## Data records:
========================================================================
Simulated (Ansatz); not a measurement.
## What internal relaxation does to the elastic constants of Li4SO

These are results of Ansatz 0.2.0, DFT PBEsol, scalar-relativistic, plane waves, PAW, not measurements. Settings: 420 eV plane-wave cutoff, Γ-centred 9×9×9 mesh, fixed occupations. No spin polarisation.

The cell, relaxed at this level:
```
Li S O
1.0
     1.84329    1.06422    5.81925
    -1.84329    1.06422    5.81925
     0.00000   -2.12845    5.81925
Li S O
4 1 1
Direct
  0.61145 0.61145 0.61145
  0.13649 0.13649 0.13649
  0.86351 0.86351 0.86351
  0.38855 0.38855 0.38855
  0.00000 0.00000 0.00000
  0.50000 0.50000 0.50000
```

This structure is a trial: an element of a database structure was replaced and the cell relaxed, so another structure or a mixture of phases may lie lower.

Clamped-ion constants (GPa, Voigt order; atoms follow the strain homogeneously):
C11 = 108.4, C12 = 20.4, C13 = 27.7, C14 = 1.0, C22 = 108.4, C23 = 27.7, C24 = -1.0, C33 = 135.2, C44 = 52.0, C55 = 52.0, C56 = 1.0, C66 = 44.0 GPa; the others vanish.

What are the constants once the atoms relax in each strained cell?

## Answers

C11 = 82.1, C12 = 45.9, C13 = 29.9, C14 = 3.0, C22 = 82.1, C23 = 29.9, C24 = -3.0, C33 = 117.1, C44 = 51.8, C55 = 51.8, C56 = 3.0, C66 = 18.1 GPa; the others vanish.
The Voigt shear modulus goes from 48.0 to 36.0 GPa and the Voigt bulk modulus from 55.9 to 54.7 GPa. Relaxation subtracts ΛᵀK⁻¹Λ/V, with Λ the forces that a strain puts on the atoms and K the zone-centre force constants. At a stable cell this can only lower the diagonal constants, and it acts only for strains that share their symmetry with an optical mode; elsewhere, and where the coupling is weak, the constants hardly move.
========================================================================

## Required action:
Reproduce only the lines above, starting at the line with "This structure is" and ending at the line with "What are the", exactly as written.

## Task output:
This structure is a trial: an element of a database structure was replaced and the cell relaxed, so another structure or a mixture of phases may lie lower.

Clamped-ion constants (GPa, Voigt order; atoms follow the strain homogeneously):
C11 = 108.4, C12 = 20.4, C13 = 27.7, C14 = 1.0, C22 = 108.4, C23 = 27.7, C24 = -1.0, C33 = 135.2, C44 = 52.0, C55 = 52.0, C56 = 1.0, C66 = 44.0 GPa; the others vanish.

What are the constants once the atoms relax in each strained cell?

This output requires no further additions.